╭──

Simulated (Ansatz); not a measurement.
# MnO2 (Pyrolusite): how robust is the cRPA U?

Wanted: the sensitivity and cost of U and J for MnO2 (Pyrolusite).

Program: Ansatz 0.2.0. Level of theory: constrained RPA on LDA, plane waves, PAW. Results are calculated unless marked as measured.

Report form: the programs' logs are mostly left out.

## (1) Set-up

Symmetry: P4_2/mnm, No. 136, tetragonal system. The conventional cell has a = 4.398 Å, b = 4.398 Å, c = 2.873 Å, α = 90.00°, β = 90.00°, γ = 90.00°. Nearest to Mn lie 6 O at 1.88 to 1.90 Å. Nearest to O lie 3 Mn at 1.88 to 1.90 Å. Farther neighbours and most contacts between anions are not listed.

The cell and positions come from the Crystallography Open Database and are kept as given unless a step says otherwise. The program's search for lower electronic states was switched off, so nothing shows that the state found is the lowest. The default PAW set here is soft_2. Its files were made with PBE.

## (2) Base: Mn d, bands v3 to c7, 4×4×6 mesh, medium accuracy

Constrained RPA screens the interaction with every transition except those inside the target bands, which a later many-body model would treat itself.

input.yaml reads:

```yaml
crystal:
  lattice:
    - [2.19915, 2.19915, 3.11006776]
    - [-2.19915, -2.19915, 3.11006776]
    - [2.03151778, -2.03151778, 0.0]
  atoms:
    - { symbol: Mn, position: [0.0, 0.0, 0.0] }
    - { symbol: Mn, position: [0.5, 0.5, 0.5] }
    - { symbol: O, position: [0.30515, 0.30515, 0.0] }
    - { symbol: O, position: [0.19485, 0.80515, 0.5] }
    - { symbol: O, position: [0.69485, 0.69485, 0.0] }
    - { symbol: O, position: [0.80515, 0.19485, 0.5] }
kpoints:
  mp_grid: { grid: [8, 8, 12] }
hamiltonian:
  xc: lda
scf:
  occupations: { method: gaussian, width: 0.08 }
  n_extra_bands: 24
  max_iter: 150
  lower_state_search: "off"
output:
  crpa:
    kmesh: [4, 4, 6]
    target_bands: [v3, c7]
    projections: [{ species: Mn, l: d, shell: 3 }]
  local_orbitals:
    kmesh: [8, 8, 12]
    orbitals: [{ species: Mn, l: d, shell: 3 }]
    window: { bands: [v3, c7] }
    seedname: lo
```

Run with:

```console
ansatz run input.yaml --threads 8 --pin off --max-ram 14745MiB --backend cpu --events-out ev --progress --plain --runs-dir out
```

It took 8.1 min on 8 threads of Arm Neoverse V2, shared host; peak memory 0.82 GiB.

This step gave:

╰──

ACTIVITY |
Each line from the top of the data, up to and including the line that contains "Wanted: the sensitivity", should be set down exactly.

ANSWER AREA |
Simulated (Ansatz); not a measurement.
# MnO2 (Pyrolusite): how robust is the cRPA U?

Wanted: the sensitivity and cost of U and J for MnO2 (Pyrolusite).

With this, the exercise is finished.